:: Work order ::
Print each record below word for word.

=== Begin Enclosure ===

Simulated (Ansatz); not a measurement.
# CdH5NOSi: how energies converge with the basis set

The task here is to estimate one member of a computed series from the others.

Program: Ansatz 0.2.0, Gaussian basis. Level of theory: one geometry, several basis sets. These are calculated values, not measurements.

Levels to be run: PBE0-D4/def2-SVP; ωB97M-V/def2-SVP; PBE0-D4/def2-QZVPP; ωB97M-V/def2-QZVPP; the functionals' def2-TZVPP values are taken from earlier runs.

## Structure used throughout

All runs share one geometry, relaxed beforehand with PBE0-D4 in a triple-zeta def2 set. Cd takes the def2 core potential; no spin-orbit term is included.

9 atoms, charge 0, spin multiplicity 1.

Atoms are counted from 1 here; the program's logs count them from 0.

=== End Enclosure ===

:: Reply ::
Simulated (Ansatz); not a measurement.
# CdH5NOSi: how energies converge with the basis set

The task here is to estimate one member of a computed series from the others.

Program: Ansatz 0.2.0, Gaussian basis. Level of theory: one geometry, several basis sets. These are calculated values, not measurements.

Levels to be run: PBE0-D4/def2-SVP; ωB97M-V/def2-SVP; PBE0-D4/def2-QZVPP; ωB97M-V/def2-QZVPP; the functionals' def2-TZVPP values are taken from earlier runs.

## Structure used throughout

All runs share one geometry, relaxed beforehand with PBE0-D4 in a triple-zeta def2 set. Cd takes the def2 core potential; no spin-orbit term is included.

9 atoms, charge 0, spin multiplicity 1.

Atoms are counted from 1 here; the program's logs count them from 0.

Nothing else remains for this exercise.